* _Action item_
Copy every record below exactly as it stands.

========================================
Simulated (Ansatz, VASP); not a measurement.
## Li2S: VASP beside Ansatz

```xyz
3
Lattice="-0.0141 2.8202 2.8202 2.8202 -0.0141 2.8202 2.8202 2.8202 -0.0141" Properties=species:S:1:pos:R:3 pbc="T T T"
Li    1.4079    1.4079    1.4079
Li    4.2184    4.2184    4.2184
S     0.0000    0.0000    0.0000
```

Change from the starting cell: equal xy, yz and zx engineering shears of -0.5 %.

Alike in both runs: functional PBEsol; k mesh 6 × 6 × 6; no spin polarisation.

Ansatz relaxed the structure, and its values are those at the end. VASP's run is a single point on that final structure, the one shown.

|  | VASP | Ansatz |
========================================

* _Your solution_
Simulated (Ansatz, VASP); not a measurement.
## Li2S: VASP beside Ansatz

```xyz
3
Lattice="-0.0141 2.8202 2.8202 2.8202 -0.0141 2.8202 2.8202 2.8202 -0.0141" Properties=species:S:1:pos:R:3 pbc="T T T"
Li    1.4079    1.4079    1.4079
Li    4.2184    4.2184    4.2184
S     0.0000    0.0000    0.0000
```

Change from the starting cell: equal xy, yz and zx engineering shears of -0.5 %.

Alike in both runs: functional PBEsol; k mesh 6 × 6 × 6; no spin polarisation.

Ansatz relaxed the structure, and its values are those at the end. VASP's run is a single point on that final structure, the one shown.

|  | VASP | Ansatz |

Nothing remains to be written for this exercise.